Activity: Copy the records below character for character.

Recorded information:
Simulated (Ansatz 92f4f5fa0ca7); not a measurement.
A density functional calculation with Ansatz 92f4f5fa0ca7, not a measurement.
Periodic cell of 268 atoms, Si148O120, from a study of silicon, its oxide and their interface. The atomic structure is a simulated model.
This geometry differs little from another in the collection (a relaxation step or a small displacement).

Response area:
Simulated (Ansatz 92f4f5fa0ca7); not a measurement.
A density functional calculation with Ansatz 92f4f5fa0ca7, not a measurement.
Periodic cell of 268 atoms, Si148O120, from a study of silicon, its oxide and their interface. The atomic structure is a simulated model.
This geometry differs little from another in the collection (a relaxation step or a small displacement).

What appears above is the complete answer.